◆ **WORK REQUEST**
Go to the line in the entries below that holds "### Question" and repeat exactly from there through the line that holds "The workflow started", inclusive.

====== AVAILABLE DATA ======

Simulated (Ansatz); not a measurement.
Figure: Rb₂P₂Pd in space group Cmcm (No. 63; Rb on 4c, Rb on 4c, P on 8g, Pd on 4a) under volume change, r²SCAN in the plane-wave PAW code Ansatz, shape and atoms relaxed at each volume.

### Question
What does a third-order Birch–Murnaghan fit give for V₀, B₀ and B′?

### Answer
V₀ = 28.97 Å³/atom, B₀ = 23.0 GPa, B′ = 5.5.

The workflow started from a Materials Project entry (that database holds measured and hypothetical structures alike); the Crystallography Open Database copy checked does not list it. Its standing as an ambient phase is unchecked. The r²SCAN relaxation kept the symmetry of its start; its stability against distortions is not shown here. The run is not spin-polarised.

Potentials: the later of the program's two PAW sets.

======

◆ **EXPECTED ANSWER**
### Question
What does a third-order Birch–Murnaghan fit give for V₀, B₀ and B′?

### Answer
V₀ = 28.97 Å³/atom, B₀ = 23.0 GPa, B′ = 5.5.

The workflow started from a Materials Project entry (that database holds measured and hypothetical structures alike); the Crystallography Open Database copy checked does not list it. Its standing as an ambient phase is unchecked. The r²SCAN relaxation kept the symmetry of its start; its stability against distortions is not shown here. The run is not spin-polarised.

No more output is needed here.